Top of Data provided
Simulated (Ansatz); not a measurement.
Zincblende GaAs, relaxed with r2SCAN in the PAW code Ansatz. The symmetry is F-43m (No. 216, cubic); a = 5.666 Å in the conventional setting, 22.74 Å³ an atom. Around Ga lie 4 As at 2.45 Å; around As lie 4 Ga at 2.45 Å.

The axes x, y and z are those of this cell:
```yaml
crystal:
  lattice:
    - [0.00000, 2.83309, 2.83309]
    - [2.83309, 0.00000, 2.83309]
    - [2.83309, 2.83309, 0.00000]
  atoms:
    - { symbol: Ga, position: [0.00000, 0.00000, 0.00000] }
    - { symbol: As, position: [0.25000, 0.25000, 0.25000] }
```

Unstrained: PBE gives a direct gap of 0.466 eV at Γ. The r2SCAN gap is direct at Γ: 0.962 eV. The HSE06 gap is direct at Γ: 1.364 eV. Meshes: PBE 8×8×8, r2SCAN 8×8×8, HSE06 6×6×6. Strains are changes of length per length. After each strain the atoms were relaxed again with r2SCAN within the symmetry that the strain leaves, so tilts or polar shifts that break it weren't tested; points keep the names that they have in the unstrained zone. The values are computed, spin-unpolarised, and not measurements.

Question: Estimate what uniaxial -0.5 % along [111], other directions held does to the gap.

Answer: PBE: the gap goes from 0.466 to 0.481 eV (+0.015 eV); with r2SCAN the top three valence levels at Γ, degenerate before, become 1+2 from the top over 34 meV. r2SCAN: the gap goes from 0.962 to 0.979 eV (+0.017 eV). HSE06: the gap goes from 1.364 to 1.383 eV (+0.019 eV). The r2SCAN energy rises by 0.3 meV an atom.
Bottom of Data provided

◆ Assigned task ◆
In the data above, start at the line that has "The axes x, y", stop after the line that has "Question: Estimate what", and print every line in between exactly as it stands.

◆ Task answer ◆
The axes x, y and z are those of this cell:
```yaml
crystal:
  lattice:
    - [0.00000, 2.83309, 2.83309]
    - [2.83309, 0.00000, 2.83309]
    - [2.83309, 2.83309, 0.00000]
  atoms:
    - { symbol: Ga, position: [0.00000, 0.00000, 0.00000] }
    - { symbol: As, position: [0.25000, 0.25000, 0.25000] }
```

Unstrained: PBE gives a direct gap of 0.466 eV at Γ. The r2SCAN gap is direct at Γ: 0.962 eV. The HSE06 gap is direct at Γ: 1.364 eV. Meshes: PBE 8×8×8, r2SCAN 8×8×8, HSE06 6×6×6. Strains are changes of length per length. After each strain the atoms were relaxed again with r2SCAN within the symmetry that the strain leaves, so tilts or polar shifts that break it weren't tested; points keep the names that they have in the unstrained zone. The values are computed, spin-unpolarised, and not measurements.

Question: Estimate what uniaxial -0.5 % along [111], other directions held does to the gap.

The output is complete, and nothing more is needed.